Brief: Give back exactly the lines from the start of the listing to the line containing "level of theory**", inclusive, and nothing beyond them.

Provided records:
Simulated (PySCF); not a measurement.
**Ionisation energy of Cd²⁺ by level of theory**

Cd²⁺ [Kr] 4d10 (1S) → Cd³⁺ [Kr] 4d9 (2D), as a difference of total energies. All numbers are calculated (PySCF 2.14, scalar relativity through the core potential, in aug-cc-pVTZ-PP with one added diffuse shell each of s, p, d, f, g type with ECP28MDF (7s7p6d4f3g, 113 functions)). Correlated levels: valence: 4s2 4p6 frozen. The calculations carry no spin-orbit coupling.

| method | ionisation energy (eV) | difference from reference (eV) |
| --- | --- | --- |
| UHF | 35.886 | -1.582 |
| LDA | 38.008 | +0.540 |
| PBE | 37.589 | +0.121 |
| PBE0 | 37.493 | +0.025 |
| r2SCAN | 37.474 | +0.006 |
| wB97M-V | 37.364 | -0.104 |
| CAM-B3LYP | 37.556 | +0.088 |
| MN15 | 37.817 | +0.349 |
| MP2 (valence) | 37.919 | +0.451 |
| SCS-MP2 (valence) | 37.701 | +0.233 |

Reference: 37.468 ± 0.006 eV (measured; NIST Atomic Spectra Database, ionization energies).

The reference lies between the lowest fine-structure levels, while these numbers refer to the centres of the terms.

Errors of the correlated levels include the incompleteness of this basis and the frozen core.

Exercise answer:
Simulated (PySCF); not a measurement.
**Ionisation energy of Cd²⁺ by level of theory**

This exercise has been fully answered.